== WORK ITEM ==
Retype word for word the lines of the data below, from the first to the one bearing "Q: Will this input run?", with that one included.

Start of SUPPLIED MATERIAL

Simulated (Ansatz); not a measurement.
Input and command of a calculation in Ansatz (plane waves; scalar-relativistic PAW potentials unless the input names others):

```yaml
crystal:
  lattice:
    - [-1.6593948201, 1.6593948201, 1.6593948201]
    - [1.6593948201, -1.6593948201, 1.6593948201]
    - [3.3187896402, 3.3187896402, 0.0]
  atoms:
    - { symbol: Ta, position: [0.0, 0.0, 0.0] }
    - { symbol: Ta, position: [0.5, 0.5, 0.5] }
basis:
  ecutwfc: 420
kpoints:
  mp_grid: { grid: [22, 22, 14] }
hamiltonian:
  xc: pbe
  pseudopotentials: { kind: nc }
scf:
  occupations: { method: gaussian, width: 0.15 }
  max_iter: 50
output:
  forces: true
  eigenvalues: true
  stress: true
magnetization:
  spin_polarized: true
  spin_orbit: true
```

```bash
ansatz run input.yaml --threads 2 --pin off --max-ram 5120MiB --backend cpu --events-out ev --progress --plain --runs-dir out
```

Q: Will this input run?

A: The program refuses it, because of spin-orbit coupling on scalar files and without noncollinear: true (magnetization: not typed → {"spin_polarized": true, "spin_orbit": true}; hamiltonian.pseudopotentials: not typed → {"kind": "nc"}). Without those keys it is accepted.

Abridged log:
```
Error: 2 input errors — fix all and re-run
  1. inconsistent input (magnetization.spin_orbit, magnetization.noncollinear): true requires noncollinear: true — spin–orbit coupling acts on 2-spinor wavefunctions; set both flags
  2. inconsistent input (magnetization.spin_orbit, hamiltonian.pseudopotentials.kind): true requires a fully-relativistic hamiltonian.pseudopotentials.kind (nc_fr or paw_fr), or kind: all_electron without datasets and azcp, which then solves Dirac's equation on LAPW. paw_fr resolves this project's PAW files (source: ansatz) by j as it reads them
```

End of SUPPLIED MATERIAL

== ANSWER BOX ==
Simulated (Ansatz); not a measurement.
Input and command of a calculation in Ansatz (plane waves; scalar-relativistic PAW potentials unless the input names others):

```yaml
crystal:
  lattice:
    - [-1.6593948201, 1.6593948201, 1.6593948201]
    - [1.6593948201, -1.6593948201, 1.6593948201]
    - [3.3187896402, 3.3187896402, 0.0]
  atoms:
    - { symbol: Ta, position: [0.0, 0.0, 0.0] }
    - { symbol: Ta, position: [0.5, 0.5, 0.5] }
basis:
  ecutwfc: 420
kpoints:
  mp_grid: { grid: [22, 22, 14] }
hamiltonian:
  xc: pbe
  pseudopotentials: { kind: nc }
scf:
  occupations: { method: gaussian, width: 0.15 }
  max_iter: 50
output:
  forces: true
  eigenvalues: true
  stress: true
magnetization:
  spin_polarized: true
  spin_orbit: true
```

```bash
ansatz run input.yaml --threads 2 --pin off --max-ram 5120MiB --backend cpu --events-out ev --progress --plain --runs-dir out
```

Q: Will this input run?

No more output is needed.